> _WORK TASK_
Print the listing below exactly, leaving nothing out.

BEGIN RECORDS SHOWN
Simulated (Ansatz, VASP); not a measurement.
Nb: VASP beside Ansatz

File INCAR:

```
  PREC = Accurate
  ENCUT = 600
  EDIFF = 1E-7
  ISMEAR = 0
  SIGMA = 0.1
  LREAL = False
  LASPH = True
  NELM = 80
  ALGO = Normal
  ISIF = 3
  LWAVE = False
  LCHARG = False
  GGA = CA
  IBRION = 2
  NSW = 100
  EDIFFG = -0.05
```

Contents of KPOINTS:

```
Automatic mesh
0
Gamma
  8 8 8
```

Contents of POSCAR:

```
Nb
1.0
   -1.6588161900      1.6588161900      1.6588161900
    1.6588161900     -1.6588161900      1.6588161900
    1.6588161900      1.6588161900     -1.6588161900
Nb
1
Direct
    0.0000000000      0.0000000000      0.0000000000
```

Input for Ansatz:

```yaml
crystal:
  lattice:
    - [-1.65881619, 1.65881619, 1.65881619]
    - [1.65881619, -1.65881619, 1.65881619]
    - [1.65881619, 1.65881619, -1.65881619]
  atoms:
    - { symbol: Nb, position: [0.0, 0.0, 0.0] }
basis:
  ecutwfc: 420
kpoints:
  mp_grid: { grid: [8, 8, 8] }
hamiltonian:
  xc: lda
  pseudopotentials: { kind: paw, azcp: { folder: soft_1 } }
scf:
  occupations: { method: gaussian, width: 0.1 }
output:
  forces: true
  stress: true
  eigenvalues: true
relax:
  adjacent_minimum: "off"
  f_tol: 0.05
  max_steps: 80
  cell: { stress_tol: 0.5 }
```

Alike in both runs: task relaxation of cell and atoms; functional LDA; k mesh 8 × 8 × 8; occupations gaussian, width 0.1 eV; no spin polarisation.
END RECORDS SHOWN

> _ANSWER BOX_
Simulated (Ansatz, VASP); not a measurement.
Nb: VASP beside Ansatz

File INCAR:

```
  PREC = Accurate
  ENCUT = 600
  EDIFF = 1E-7
  ISMEAR = 0
  SIGMA = 0.1
  LREAL = False
  LASPH = True
  NELM = 80
  ALGO = Normal
  ISIF = 3
  LWAVE = False
  LCHARG = False
  GGA = CA
  IBRION = 2
  NSW = 100
  EDIFFG = -0.05
```

Contents of KPOINTS:

```
Automatic mesh
0
Gamma
  8 8 8
```

Contents of POSCAR:

```
Nb
1.0
   -1.6588161900      1.6588161900      1.6588161900
    1.6588161900     -1.6588161900      1.6588161900
    1.6588161900      1.6588161900     -1.6588161900
Nb
1
Direct
    0.0000000000      0.0000000000      0.0000000000
```

Input for Ansatz:

```yaml
crystal:
  lattice:
    - [-1.65881619, 1.65881619, 1.65881619]
    - [1.65881619, -1.65881619, 1.65881619]
    - [1.65881619, 1.65881619, -1.65881619]
  atoms:
    - { symbol: Nb, position: [0.0, 0.0, 0.0] }
basis:
  ecutwfc: 420
kpoints:
  mp_grid: { grid: [8, 8, 8] }
hamiltonian:
  xc: lda
  pseudopotentials: { kind: paw, azcp: { folder: soft_1 } }
scf:
  occupations: { method: gaussian, width: 0.1 }
output:
  forces: true
  stress: true
  eigenvalues: true
relax:
  adjacent_minimum: "off"
  f_tol: 0.05
  max_steps: 80
  cell: { stress_tol: 0.5 }
```

Alike in both runs: task relaxation of cell and atoms; functional LDA; k mesh 8 × 8 × 8; occupations gaussian, width 0.1 eV; no spin polarisation.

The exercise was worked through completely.